▶ _Study material_:
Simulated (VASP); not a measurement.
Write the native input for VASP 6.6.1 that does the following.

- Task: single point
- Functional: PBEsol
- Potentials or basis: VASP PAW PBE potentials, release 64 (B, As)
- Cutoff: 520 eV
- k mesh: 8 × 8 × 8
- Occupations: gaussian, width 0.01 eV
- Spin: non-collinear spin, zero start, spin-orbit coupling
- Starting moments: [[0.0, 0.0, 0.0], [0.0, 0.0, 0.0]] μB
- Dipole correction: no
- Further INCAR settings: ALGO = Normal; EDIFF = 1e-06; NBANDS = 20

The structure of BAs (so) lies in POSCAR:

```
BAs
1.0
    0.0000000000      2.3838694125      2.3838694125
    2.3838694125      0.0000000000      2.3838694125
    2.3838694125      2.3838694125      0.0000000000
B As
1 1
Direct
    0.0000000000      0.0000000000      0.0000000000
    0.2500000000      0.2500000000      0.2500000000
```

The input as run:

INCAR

▶ _Work request_: Nothing should be left out: return all of the records exactly.

▶ _Answer area_:
Simulated (VASP); not a measurement.
Write the native input for VASP 6.6.1 that does the following.

- Task: single point
- Functional: PBEsol
- Potentials or basis: VASP PAW PBE potentials, release 64 (B, As)
- Cutoff: 520 eV
- k mesh: 8 × 8 × 8
- Occupations: gaussian, width 0.01 eV
- Spin: non-collinear spin, zero start, spin-orbit coupling
- Starting moments: [[0.0, 0.0, 0.0], [0.0, 0.0, 0.0]] μB
- Dipole correction: no
- Further INCAR settings: ALGO = Normal; EDIFF = 1e-06; NBANDS = 20

The structure of BAs (so) lies in POSCAR:

```
BAs
1.0
    0.0000000000      2.3838694125      2.3838694125
    2.3838694125      0.0000000000      2.3838694125
    2.3838694125      2.3838694125      0.0000000000
B As
1 1
Direct
    0.0000000000      0.0000000000      0.0000000000
    0.2500000000      0.2500000000      0.2500000000
```

The input as run:

INCAR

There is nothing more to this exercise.